Assigned task ::
The entries should each be set down again precisely.

Information ::
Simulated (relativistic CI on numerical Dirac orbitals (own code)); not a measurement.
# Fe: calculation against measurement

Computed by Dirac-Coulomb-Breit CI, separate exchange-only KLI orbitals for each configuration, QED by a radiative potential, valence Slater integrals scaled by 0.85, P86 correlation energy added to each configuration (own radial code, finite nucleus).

Exercise result ::
Simulated (relativistic CI on numerical Dirac orbitals (own code)); not a measurement.
# Fe: calculation against measurement

Computed by Dirac-Coulomb-Breit CI, separate exchange-only KLI orbitals for each configuration, QED by a radiative potential, valence Slater integrals scaled by 0.85, P86 correlation energy added to each configuration (own radial code, finite nucleus).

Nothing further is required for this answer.